_Activity:_
The complete set of records below must be repeated precisely as given.

** Data extract follows **

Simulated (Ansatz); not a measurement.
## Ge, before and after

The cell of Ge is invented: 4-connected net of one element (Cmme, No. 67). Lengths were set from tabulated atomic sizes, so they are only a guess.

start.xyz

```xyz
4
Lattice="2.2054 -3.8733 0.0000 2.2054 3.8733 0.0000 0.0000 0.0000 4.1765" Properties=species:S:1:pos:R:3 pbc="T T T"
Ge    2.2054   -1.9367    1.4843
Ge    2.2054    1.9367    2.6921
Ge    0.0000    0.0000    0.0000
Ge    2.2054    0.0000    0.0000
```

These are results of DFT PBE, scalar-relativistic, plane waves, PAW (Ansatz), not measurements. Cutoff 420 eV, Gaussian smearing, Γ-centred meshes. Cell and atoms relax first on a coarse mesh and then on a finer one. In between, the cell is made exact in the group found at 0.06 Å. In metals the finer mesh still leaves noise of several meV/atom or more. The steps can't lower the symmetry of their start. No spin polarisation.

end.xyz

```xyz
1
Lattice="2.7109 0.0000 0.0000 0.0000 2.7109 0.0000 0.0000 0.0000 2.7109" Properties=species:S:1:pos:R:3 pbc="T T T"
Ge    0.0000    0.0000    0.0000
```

** End of Data extract **

_Exercise result:_
Simulated (Ansatz); not a measurement.
## Ge, before and after

The cell of Ge is invented: 4-connected net of one element (Cmme, No. 67). Lengths were set from tabulated atomic sizes, so they are only a guess.

start.xyz

```xyz
4
Lattice="2.2054 -3.8733 0.0000 2.2054 3.8733 0.0000 0.0000 0.0000 4.1765" Properties=species:S:1:pos:R:3 pbc="T T T"
Ge    2.2054   -1.9367    1.4843
Ge    2.2054    1.9367    2.6921
Ge    0.0000    0.0000    0.0000
Ge    2.2054    0.0000    0.0000
```

These are results of DFT PBE, scalar-relativistic, plane waves, PAW (Ansatz), not measurements. Cutoff 420 eV, Gaussian smearing, Γ-centred meshes. Cell and atoms relax first on a coarse mesh and then on a finer one. In between, the cell is made exact in the group found at 0.06 Å. In metals the finer mesh still leaves noise of several meV/atom or more. The steps can't lower the symmetry of their start. No spin polarisation.

end.xyz

```xyz
1
Lattice="2.7109 0.0000 0.0000 0.0000 2.7109 0.0000 0.0000 0.0000 2.7109" Properties=species:S:1:pos:R:3 pbc="T T T"
Ge    0.0000    0.0000    0.0000
```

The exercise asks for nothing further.